╭──

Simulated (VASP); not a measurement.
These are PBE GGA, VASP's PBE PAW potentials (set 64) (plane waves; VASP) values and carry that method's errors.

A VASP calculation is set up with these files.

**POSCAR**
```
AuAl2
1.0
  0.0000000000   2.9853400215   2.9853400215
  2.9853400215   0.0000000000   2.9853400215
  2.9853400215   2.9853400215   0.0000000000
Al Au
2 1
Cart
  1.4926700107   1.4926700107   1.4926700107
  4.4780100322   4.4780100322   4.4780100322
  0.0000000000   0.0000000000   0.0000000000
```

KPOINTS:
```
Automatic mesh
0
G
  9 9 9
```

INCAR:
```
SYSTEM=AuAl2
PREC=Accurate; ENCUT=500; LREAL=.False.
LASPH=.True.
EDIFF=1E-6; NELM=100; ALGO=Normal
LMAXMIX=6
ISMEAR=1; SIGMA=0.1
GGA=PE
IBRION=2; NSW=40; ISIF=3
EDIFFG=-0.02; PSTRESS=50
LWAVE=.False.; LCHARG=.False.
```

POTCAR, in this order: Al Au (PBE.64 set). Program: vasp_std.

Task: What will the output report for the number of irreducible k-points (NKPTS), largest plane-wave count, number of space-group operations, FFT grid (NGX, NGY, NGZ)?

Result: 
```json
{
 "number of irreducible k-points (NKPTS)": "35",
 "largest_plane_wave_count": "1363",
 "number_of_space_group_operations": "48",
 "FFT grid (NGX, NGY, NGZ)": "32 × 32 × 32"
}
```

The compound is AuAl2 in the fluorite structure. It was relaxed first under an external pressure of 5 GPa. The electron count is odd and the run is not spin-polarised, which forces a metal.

╰──

**EXERCISE**
Word for word, write out every record.

**WRITTEN SOLUTION**
Simulated (VASP); not a measurement.
These are PBE GGA, VASP's PBE PAW potentials (set 64) (plane waves; VASP) values and carry that method's errors.

A VASP calculation is set up with these files.

**POSCAR**
```
AuAl2
1.0
  0.0000000000   2.9853400215   2.9853400215
  2.9853400215   0.0000000000   2.9853400215
  2.9853400215   2.9853400215   0.0000000000
Al Au
2 1
Cart
  1.4926700107   1.4926700107   1.4926700107
  4.4780100322   4.4780100322   4.4780100322
  0.0000000000   0.0000000000   0.0000000000
```

KPOINTS:
```
Automatic mesh
0
G
  9 9 9
```

INCAR:
```
SYSTEM=AuAl2
PREC=Accurate; ENCUT=500; LREAL=.False.
LASPH=.True.
EDIFF=1E-6; NELM=100; ALGO=Normal
LMAXMIX=6
ISMEAR=1; SIGMA=0.1
GGA=PE
IBRION=2; NSW=40; ISIF=3
EDIFFG=-0.02; PSTRESS=50
LWAVE=.False.; LCHARG=.False.
```

POTCAR, in this order: Al Au (PBE.64 set). Program: vasp_std.

Task: What will the output report for the number of irreducible k-points (NKPTS), largest plane-wave count, number of space-group operations, FFT grid (NGX, NGY, NGZ)?

Result: 
```json
{
 "number of irreducible k-points (NKPTS)": "35",
 "largest_plane_wave_count": "1363",
 "number_of_space_group_operations": "48",
 "FFT grid (NGX, NGY, NGZ)": "32 × 32 × 32"
}
```

The compound is AuAl2 in the fluorite structure. It was relaxed first under an external pressure of 5 GPa. The electron count is odd and the run is not spin-polarised, which forces a metal.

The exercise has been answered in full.